- Assigned task:
Which lines of the entries below run from the one holding "Method: DFT, PBEsol, plane-wave" to the one holding "The structure is", inclusive? Set down exactly those lines and no others.

- Data extract:
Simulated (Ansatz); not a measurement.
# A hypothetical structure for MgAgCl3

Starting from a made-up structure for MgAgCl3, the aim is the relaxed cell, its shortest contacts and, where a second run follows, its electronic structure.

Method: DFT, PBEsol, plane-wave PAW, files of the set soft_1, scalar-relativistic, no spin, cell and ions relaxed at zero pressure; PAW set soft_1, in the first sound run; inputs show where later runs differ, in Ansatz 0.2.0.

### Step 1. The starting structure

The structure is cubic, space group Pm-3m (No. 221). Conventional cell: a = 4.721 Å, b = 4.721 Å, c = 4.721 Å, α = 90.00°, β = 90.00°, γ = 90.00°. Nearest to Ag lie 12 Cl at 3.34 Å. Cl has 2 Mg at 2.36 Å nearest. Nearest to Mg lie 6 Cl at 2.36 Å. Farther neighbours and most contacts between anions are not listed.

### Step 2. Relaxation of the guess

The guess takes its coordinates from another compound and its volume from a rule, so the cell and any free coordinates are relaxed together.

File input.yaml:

- Problem solution:
Method: DFT, PBEsol, plane-wave PAW, files of the set soft_1, scalar-relativistic, no spin, cell and ions relaxed at zero pressure; PAW set soft_1, in the first sound run; inputs show where later runs differ, in Ansatz 0.2.0.

### Step 1. The starting structure

The structure is cubic, space group Pm-3m (No. 221). Conventional cell: a = 4.721 Å, b = 4.721 Å, c = 4.721 Å, α = 90.00°, β = 90.00°, γ = 90.00°. Nearest to Ag lie 12 Cl at 3.34 Å. Cl has 2 Mg at 2.36 Å nearest. Nearest to Mg lie 6 Cl at 2.36 Å. Farther neighbours and most contacts between anions are not listed.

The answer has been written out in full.